Task item: Please give again, word for word, the lines that lie between the start of the listing below and the line with "Method: rev-vdW-DF2, VASP's", both included.

Entries provided:
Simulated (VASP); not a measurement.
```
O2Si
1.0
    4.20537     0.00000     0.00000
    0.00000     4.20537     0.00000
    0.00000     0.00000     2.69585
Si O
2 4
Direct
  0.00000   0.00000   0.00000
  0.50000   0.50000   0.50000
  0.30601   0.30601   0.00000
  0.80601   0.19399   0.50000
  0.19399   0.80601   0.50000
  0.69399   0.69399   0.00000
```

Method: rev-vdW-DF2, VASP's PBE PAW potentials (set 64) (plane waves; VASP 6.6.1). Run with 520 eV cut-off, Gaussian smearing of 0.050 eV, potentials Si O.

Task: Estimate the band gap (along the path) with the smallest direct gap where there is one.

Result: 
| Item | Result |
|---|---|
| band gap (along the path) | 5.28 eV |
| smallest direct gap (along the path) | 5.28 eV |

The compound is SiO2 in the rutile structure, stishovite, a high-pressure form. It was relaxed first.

Exercise output:
Simulated (VASP); not a measurement.
```
O2Si
1.0
    4.20537     0.00000     0.00000
    0.00000     4.20537     0.00000
    0.00000     0.00000     2.69585
Si O
2 4
Direct
  0.00000   0.00000   0.00000
  0.50000   0.50000   0.50000
  0.30601   0.30601   0.00000
  0.80601   0.19399   0.50000
  0.19399   0.80601   0.50000
  0.69399   0.69399   0.00000
```

Method: rev-vdW-DF2, VASP's PBE PAW potentials (set 64) (plane waves; VASP 6.6.1). Run with 520 eV cut-off, Gaussian smearing of 0.050 eV, potentials Si O.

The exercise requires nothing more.